_SUPPLIED DATA_.
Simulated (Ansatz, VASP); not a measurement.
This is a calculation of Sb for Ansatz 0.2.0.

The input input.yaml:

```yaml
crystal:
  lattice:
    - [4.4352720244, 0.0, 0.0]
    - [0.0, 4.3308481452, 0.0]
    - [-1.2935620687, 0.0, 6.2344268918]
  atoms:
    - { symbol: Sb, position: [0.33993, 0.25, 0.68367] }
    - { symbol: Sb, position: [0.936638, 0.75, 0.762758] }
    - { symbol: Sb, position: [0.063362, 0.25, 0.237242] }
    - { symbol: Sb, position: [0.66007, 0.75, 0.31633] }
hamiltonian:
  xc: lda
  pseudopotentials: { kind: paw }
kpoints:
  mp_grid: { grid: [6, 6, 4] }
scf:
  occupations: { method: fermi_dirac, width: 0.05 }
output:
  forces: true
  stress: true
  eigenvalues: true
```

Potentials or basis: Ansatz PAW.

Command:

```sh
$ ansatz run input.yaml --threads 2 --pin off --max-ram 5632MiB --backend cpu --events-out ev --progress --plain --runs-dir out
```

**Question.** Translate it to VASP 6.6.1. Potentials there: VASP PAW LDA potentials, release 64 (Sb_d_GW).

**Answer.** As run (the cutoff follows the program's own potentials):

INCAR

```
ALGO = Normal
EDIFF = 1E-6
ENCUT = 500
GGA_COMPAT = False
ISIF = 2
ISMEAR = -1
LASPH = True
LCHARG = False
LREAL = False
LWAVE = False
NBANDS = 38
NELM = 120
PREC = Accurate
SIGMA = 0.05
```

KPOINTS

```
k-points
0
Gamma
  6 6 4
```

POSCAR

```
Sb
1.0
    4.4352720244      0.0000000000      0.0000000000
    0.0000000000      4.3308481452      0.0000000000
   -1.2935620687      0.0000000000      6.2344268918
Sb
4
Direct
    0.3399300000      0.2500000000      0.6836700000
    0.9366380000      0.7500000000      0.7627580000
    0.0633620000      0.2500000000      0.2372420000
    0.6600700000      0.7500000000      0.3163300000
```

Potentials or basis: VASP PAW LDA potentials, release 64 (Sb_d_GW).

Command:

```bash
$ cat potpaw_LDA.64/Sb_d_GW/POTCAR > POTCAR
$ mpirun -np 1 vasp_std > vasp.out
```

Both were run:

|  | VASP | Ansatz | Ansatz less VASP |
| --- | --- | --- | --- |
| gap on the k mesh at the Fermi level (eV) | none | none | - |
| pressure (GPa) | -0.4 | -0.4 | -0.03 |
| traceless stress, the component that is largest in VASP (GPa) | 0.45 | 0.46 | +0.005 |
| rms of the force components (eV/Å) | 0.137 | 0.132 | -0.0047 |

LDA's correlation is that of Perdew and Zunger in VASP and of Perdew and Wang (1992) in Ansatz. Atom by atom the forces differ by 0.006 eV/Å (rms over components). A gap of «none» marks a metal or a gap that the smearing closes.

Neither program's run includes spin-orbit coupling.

_EXERCISE_. Above are the records. Print exactly, and only, the lines from the line with "less VASP |" to the line with "0.132 | -0.0047 |", both inclusive.

_PROBLEM SOLUTION_.
|  | VASP | Ansatz | Ansatz less VASP |
| --- | --- | --- | --- |
| gap on the k mesh at the Fermi level (eV) | none | none | - |
| pressure (GPa) | -0.4 | -0.4 | -0.03 |
| traceless stress, the component that is largest in VASP (GPa) | 0.45 | 0.46 | +0.005 |
| rms of the force components (eV/Å) | 0.137 | 0.132 | -0.0047 |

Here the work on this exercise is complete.